## ACTIVITY
Please write out all the data exactly as shown.

## THE DATA
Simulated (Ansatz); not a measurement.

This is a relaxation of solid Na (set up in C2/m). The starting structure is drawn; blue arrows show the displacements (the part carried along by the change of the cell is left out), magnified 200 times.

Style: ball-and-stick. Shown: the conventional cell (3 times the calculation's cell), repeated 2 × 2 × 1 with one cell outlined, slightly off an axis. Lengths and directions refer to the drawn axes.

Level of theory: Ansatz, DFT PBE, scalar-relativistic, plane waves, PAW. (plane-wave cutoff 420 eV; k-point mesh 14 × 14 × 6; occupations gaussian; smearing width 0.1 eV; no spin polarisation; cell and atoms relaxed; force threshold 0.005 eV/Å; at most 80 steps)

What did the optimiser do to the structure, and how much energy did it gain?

## ANSWER BOX
Simulated (Ansatz); not a measurement.

This is a relaxation of solid Na (set up in C2/m). The starting structure is drawn; blue arrows show the displacements (the part carried along by the change of the cell is left out), magnified 200 times.

Style: ball-and-stick. Shown: the conventional cell (3 times the calculation's cell), repeated 2 × 2 × 1 with one cell outlined, slightly off an axis. Lengths and directions refer to the drawn axes.

Level of theory: Ansatz, DFT PBE, scalar-relativistic, plane waves, PAW. (plane-wave cutoff 420 eV; k-point mesh 14 × 14 × 6; occupations gaussian; smearing width 0.1 eV; no spin polarisation; cell and atoms relaxed; force threshold 0.005 eV/Å; at most 80 steps)

What did the optimiser do to the structure, and how much energy did it gain?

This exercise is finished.